'''

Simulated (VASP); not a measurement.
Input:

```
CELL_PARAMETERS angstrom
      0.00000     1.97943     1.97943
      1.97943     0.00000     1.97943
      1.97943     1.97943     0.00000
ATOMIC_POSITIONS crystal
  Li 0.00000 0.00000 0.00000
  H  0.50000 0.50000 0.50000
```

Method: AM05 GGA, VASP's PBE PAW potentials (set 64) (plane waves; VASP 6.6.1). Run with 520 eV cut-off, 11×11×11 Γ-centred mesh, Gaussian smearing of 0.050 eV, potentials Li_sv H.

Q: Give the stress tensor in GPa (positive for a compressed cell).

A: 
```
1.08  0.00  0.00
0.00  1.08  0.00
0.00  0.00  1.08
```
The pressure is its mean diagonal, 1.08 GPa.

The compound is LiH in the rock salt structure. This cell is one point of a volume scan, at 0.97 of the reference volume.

'''

Work order
The complete set of entries above must be reproduced verbatim.

Written reply
Simulated (VASP); not a measurement.
Input:

```
CELL_PARAMETERS angstrom
      0.00000     1.97943     1.97943
      1.97943     0.00000     1.97943
      1.97943     1.97943     0.00000
ATOMIC_POSITIONS crystal
  Li 0.00000 0.00000 0.00000
  H  0.50000 0.50000 0.50000
```

Method: AM05 GGA, VASP's PBE PAW potentials (set 64) (plane waves; VASP 6.6.1). Run with 520 eV cut-off, 11×11×11 Γ-centred mesh, Gaussian smearing of 0.050 eV, potentials Li_sv H.

Q: Give the stress tensor in GPa (positive for a compressed cell).

A: 
```
1.08  0.00  0.00
0.00  1.08  0.00
0.00  0.00  1.08
```
The pressure is its mean diagonal, 1.08 GPa.

The compound is LiH in the rock salt structure. This cell is one point of a volume scan, at 0.97 of the reference volume.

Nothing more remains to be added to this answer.